* ASSIGNED TASK: Nothing outside the range below should be printed. Output exactly the lines from the line with "(nitrogen, charge +1)**" to the line with "-9.007 | 3.94 |", both included.

* RECORD EXCERPTS:
== Segment start ==

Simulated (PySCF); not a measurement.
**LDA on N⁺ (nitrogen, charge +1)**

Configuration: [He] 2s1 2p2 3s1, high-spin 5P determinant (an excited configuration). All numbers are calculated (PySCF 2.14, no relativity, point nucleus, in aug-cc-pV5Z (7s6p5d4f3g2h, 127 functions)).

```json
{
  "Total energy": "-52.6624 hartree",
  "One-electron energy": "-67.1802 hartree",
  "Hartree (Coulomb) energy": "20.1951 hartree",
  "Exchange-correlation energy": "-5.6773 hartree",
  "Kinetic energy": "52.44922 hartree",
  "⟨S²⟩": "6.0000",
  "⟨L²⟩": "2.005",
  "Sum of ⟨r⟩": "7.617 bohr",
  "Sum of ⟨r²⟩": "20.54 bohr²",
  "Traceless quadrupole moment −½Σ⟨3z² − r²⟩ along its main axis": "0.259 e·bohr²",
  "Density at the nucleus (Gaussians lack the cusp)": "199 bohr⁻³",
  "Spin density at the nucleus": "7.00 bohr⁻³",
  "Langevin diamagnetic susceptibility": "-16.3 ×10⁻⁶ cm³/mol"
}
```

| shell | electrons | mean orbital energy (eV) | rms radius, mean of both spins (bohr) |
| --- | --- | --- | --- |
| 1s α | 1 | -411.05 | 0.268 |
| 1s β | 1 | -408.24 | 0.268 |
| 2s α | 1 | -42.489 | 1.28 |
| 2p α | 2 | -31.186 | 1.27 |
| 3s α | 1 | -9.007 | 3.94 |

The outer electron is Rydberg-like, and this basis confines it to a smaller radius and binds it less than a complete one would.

== Segment end ==

* EXERCISE RESULT:
**LDA on N⁺ (nitrogen, charge +1)**

Configuration: [He] 2s1 2p2 3s1, high-spin 5P determinant (an excited configuration). All numbers are calculated (PySCF 2.14, no relativity, point nucleus, in aug-cc-pV5Z (7s6p5d4f3g2h, 127 functions)).

```json
{
  "Total energy": "-52.6624 hartree",
  "One-electron energy": "-67.1802 hartree",
  "Hartree (Coulomb) energy": "20.1951 hartree",
  "Exchange-correlation energy": "-5.6773 hartree",
  "Kinetic energy": "52.44922 hartree",
  "⟨S²⟩": "6.0000",
  "⟨L²⟩": "2.005",
  "Sum of ⟨r⟩": "7.617 bohr",
  "Sum of ⟨r²⟩": "20.54 bohr²",
  "Traceless quadrupole moment −½Σ⟨3z² − r²⟩ along its main axis": "0.259 e·bohr²",
  "Density at the nucleus (Gaussians lack the cusp)": "199 bohr⁻³",
  "Spin density at the nucleus": "7.00 bohr⁻³",
  "Langevin diamagnetic susceptibility": "-16.3 ×10⁻⁶ cm³/mol"
}
```

| shell | electrons | mean orbital energy (eV) | rms radius, mean of both spins (bohr) |
| --- | --- | --- | --- |
| 1s α | 1 | -411.05 | 0.268 |
| 1s β | 1 | -408.24 | 0.268 |
| 2s α | 1 | -42.489 | 1.28 |
| 2p α | 2 | -31.186 | 1.27 |
| 3s α | 1 | -9.007 | 3.94 |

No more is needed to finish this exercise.